Data supplied:
>>
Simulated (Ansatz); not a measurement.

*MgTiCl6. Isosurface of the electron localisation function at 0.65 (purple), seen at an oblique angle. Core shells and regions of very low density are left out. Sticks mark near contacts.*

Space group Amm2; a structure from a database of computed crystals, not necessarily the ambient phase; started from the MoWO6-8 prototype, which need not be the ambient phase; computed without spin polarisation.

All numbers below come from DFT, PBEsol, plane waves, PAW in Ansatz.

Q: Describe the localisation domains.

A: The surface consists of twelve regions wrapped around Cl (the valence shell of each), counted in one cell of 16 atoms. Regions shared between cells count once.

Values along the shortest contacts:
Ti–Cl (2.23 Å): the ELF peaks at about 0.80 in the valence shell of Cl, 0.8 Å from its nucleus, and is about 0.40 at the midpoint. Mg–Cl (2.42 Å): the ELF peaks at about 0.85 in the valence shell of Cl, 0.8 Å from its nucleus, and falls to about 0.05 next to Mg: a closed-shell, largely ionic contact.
<<

Assignment:
Verbatim output is expected for the lines from the start of the data to the line in which "mark near contacts.*" appears, both included.

Task answer:
Simulated (Ansatz); not a measurement.

*MgTiCl6. Isosurface of the electron localisation function at 0.65 (purple), seen at an oblique angle. Core shells and regions of very low density are left out. Sticks mark near contacts.*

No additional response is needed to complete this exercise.